▶ Assigned task: There is one span to output from the data below: the lines starting at the line with "flake blue phosphorene**" and ending at the line with "All values: TDDFT". Output it exactly, ends included, nothing more.

▶ Record excerpts:
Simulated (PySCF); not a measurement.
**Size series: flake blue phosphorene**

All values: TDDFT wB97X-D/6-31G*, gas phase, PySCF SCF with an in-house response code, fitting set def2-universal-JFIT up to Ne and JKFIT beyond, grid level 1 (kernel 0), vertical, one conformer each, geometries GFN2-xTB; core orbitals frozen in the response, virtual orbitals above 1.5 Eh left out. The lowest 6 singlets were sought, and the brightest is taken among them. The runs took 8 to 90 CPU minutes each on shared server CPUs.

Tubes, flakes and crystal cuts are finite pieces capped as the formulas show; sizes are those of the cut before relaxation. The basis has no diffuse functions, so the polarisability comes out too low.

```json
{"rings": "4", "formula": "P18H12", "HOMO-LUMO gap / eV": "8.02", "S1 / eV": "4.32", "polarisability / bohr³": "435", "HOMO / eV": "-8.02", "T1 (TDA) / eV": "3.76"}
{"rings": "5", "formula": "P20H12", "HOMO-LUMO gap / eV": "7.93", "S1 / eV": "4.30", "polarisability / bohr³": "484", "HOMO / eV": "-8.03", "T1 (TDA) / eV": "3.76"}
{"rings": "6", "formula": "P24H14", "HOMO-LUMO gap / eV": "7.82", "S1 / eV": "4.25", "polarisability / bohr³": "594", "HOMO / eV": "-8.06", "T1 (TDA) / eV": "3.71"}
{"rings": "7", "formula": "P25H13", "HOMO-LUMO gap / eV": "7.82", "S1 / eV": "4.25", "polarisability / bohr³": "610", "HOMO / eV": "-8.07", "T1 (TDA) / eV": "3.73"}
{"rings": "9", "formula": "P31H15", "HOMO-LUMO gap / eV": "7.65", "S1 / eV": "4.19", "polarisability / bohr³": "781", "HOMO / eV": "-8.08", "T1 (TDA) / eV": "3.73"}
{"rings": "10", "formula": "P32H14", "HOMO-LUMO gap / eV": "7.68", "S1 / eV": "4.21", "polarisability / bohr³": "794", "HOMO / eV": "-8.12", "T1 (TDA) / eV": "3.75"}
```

▶ Reply:
**Size series: flake blue phosphorene**

All values: TDDFT wB97X-D/6-31G*, gas phase, PySCF SCF with an in-house response code, fitting set def2-universal-JFIT up to Ne and JKFIT beyond, grid level 1 (kernel 0), vertical, one conformer each, geometries GFN2-xTB; core orbitals frozen in the response, virtual orbitals above 1.5 Eh left out. The lowest 6 singlets were sought, and the brightest is taken among them. The runs took 8 to 90 CPU minutes each on shared server CPUs.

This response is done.